▽
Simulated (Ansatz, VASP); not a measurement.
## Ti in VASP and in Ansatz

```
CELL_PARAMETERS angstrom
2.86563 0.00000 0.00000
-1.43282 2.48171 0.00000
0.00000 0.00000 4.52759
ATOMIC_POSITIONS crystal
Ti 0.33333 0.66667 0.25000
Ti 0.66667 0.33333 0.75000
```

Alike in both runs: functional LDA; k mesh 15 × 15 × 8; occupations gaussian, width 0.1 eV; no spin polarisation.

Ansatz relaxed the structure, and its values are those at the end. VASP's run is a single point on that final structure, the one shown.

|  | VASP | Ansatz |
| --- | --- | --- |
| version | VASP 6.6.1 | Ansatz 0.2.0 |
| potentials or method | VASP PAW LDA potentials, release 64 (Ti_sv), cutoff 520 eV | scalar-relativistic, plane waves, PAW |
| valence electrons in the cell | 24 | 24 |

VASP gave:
△

Task item:
Taking the line with "Ansatz 0.2.0 |" as the first and the line with "cell | 24 | 24 |" as the last, retype that stretch of the data above exactly, with no other lines.

Written answer:
| version | VASP 6.6.1 | Ansatz 0.2.0 |
| potentials or method | VASP PAW LDA potentials, release 64 (Ti_sv), cutoff 520 eV | scalar-relativistic, plane waves, PAW |
| valence electrons in the cell | 24 | 24 |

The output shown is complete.